Data extract =
========
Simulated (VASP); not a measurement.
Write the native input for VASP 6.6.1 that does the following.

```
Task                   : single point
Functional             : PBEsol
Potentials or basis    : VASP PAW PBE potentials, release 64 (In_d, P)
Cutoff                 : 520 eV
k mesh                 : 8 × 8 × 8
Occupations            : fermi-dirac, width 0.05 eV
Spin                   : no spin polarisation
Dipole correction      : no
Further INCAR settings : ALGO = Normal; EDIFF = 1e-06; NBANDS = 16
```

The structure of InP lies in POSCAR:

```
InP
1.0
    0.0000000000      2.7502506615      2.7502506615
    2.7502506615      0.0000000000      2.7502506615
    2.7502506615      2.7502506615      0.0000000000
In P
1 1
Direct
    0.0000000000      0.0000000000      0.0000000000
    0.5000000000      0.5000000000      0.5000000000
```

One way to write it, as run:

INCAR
========

Exercise =
One stretch of the lines above is wanted, from the line that contains "The structure of" through the line that contains "One way to write". Output it exactly.

Response box =
The structure of InP lies in POSCAR:

```
InP
1.0
    0.0000000000      2.7502506615      2.7502506615
    2.7502506615      0.0000000000      2.7502506615
    2.7502506615      2.7502506615      0.0000000000
In P
1 1
Direct
    0.0000000000      0.0000000000      0.0000000000
    0.5000000000      0.5000000000      0.5000000000
```

One way to write it, as run:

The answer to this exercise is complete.